* Material shown:
•••

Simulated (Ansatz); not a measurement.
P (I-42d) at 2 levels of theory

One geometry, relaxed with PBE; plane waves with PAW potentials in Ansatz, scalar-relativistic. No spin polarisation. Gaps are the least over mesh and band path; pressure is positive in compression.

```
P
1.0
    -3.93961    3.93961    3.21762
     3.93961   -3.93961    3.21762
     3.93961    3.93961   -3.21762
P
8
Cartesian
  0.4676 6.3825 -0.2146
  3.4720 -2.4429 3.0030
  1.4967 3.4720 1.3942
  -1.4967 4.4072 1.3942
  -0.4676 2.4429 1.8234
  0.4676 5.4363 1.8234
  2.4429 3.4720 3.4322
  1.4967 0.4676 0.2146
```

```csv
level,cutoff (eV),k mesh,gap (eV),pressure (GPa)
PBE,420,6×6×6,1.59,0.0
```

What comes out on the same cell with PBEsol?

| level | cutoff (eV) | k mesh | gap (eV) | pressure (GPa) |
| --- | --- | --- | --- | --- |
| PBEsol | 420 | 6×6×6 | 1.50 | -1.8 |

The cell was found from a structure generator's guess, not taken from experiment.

•••

* Action item:
Output, from the data above, the lines from the line with "What comes out on the same cell with PBEsol?" to the line with "1.50 | -1.8 |" exactly as they stand, both ends included and nothing else.

* Your response:
What comes out on the same cell with PBEsol?

| level | cutoff (eV) | k mesh | gap (eV) | pressure (GPa) |
| --- | --- | --- | --- | --- |
| PBEsol | 420 | 6×6×6 | 1.50 | -1.8 |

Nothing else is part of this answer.